EXERCISE →
Lines from the first one down to the one containing "1.75 eV, direct" in the data below are the only ones needed; please return them exactly, both ends included.

MATERIAL SHOWN →
[Start of Attachment]
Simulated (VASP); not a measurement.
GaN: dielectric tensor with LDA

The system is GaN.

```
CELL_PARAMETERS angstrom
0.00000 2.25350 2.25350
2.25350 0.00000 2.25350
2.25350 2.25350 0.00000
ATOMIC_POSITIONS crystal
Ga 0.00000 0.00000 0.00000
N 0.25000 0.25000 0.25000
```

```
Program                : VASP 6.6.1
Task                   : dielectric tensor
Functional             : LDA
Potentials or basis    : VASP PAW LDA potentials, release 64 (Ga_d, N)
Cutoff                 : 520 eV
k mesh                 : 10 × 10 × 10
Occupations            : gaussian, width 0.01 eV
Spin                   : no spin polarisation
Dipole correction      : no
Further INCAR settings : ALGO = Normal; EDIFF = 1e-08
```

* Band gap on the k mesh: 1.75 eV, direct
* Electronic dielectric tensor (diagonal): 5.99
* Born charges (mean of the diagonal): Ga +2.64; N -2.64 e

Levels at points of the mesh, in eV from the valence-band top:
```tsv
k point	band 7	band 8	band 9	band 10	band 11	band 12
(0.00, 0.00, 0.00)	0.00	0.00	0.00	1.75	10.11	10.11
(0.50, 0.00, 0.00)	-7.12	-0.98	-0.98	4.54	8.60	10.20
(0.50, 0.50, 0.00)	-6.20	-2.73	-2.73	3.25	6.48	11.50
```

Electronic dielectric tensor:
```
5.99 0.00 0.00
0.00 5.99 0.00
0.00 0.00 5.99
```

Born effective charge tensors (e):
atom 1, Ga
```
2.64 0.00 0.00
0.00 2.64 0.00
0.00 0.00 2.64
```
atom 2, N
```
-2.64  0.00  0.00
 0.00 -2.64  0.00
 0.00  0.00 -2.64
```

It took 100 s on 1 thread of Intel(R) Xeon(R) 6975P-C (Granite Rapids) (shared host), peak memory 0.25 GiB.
[End of Attachment]

RESULT →
Simulated (VASP); not a measurement.
GaN: dielectric tensor with LDA

The system is GaN.

```
CELL_PARAMETERS angstrom
0.00000 2.25350 2.25350
2.25350 0.00000 2.25350
2.25350 2.25350 0.00000
ATOMIC_POSITIONS crystal
Ga 0.00000 0.00000 0.00000
N 0.25000 0.25000 0.25000
```

```
Program                : VASP 6.6.1
Task                   : dielectric tensor
Functional             : LDA
Potentials or basis    : VASP PAW LDA potentials, release 64 (Ga_d, N)
Cutoff                 : 520 eV
k mesh                 : 10 × 10 × 10
Occupations            : gaussian, width 0.01 eV
Spin                   : no spin polarisation
Dipole correction      : no
Further INCAR settings : ALGO = Normal; EDIFF = 1e-08
```

* Band gap on the k mesh: 1.75 eV, direct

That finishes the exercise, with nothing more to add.